..........
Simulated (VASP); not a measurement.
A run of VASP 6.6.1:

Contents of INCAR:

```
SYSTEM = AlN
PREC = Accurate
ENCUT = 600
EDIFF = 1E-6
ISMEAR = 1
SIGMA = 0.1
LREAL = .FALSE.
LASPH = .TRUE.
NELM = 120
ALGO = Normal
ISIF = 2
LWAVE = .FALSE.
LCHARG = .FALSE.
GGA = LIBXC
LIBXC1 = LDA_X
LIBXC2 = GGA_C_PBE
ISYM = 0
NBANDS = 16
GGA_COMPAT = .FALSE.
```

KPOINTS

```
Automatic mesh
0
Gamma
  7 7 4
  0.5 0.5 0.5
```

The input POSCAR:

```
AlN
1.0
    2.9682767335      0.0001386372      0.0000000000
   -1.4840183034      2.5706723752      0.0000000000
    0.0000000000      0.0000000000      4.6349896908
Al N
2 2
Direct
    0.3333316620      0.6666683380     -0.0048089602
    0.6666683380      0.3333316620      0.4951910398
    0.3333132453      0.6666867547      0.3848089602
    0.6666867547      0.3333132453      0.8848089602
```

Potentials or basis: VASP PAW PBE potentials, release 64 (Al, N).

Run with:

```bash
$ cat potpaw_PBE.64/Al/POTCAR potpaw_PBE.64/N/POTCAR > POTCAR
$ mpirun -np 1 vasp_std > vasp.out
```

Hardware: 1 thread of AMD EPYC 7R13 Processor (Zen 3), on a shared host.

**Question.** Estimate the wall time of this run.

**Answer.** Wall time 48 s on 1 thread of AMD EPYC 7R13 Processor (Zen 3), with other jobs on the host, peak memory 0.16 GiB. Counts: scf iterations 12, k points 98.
..........

What should be returned is the run of lines from the first line of the material through the line containing "of this run.", exact and inclusive, and nothing else.

**WRITTEN ANSWER**
Simulated (VASP); not a measurement.
A run of VASP 6.6.1:

Contents of INCAR:

```
SYSTEM = AlN
PREC = Accurate
ENCUT = 600
EDIFF = 1E-6
ISMEAR = 1
SIGMA = 0.1
LREAL = .FALSE.
LASPH = .TRUE.
NELM = 120
ALGO = Normal
ISIF = 2
LWAVE = .FALSE.
LCHARG = .FALSE.
GGA = LIBXC
LIBXC1 = LDA_X
LIBXC2 = GGA_C_PBE
ISYM = 0
NBANDS = 16
GGA_COMPAT = .FALSE.
```

KPOINTS

```
Automatic mesh
0
Gamma
  7 7 4
  0.5 0.5 0.5
```

The input POSCAR:

```
AlN
1.0
    2.9682767335      0.0001386372      0.0000000000
   -1.4840183034      2.5706723752      0.0000000000
    0.0000000000      0.0000000000      4.6349896908
Al N
2 2
Direct
    0.3333316620      0.6666683380     -0.0048089602
    0.6666683380      0.3333316620      0.4951910398
    0.3333132453      0.6666867547      0.3848089602
    0.6666867547      0.3333132453      0.8848089602
```

Potentials or basis: VASP PAW PBE potentials, release 64 (Al, N).

Run with:

```bash
$ cat potpaw_PBE.64/Al/POTCAR potpaw_PBE.64/N/POTCAR > POTCAR
$ mpirun -np 1 vasp_std > vasp.out
```

Hardware: 1 thread of AMD EPYC 7R13 Processor (Zen 3), on a shared host.

**Question.** Estimate the wall time of this run.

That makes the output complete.